# Work task
Every entry is to be printed again precisely as given.

# Information shown
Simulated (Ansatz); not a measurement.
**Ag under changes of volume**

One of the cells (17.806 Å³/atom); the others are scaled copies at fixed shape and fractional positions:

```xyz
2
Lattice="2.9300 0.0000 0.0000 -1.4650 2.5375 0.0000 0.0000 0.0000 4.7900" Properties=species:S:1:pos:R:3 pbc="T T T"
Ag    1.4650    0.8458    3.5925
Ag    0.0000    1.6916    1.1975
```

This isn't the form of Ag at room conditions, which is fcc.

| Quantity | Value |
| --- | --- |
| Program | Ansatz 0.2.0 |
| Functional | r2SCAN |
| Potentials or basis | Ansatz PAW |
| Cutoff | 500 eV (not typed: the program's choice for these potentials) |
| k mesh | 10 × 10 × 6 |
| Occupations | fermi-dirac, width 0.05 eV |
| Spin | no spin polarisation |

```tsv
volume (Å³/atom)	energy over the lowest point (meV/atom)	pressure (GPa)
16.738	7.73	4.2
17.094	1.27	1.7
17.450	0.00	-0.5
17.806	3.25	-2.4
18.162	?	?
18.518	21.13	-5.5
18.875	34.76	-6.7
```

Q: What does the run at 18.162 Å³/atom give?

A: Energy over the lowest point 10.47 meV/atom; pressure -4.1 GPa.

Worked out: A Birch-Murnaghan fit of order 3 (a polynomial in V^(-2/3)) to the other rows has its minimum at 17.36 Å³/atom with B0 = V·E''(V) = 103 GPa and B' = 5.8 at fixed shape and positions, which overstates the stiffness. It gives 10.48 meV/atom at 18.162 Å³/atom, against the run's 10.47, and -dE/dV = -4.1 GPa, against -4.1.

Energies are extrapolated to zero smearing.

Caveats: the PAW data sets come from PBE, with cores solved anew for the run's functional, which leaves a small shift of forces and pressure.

# Answer section
Simulated (Ansatz); not a measurement.
**Ag under changes of volume**

One of the cells (17.806 Å³/atom); the others are scaled copies at fixed shape and fractional positions:

```xyz
2
Lattice="2.9300 0.0000 0.0000 -1.4650 2.5375 0.0000 0.0000 0.0000 4.7900" Properties=species:S:1:pos:R:3 pbc="T T T"
Ag    1.4650    0.8458    3.5925
Ag    0.0000    1.6916    1.1975
```

This isn't the form of Ag at room conditions, which is fcc.

| Quantity | Value |
| --- | --- |
| Program | Ansatz 0.2.0 |
| Functional | r2SCAN |
| Potentials or basis | Ansatz PAW |
| Cutoff | 500 eV (not typed: the program's choice for these potentials) |
| k mesh | 10 × 10 × 6 |
| Occupations | fermi-dirac, width 0.05 eV |
| Spin | no spin polarisation |

```tsv
volume (Å³/atom)	energy over the lowest point (meV/atom)	pressure (GPa)
16.738	7.73	4.2
17.094	1.27	1.7
17.450	0.00	-0.5
17.806	3.25	-2.4
18.162	?	?
18.518	21.13	-5.5
18.875	34.76	-6.7
```

Q: What does the run at 18.162 Å³/atom give?

A: Energy over the lowest point 10.47 meV/atom; pressure -4.1 GPa.

Worked out: A Birch-Murnaghan fit of order 3 (a polynomial in V^(-2/3)) to the other rows has its minimum at 17.36 Å³/atom with B0 = V·E''(V) = 103 GPa and B' = 5.8 at fixed shape and positions, which overstates the stiffness. It gives 10.48 meV/atom at 18.162 Å³/atom, against the run's 10.47, and -dE/dV = -4.1 GPa, against -4.1.

Energies are extrapolated to zero smearing.

Caveats: the PAW data sets come from PBE, with cores solved anew for the run's functional, which leaves a small shift of forces and pressure.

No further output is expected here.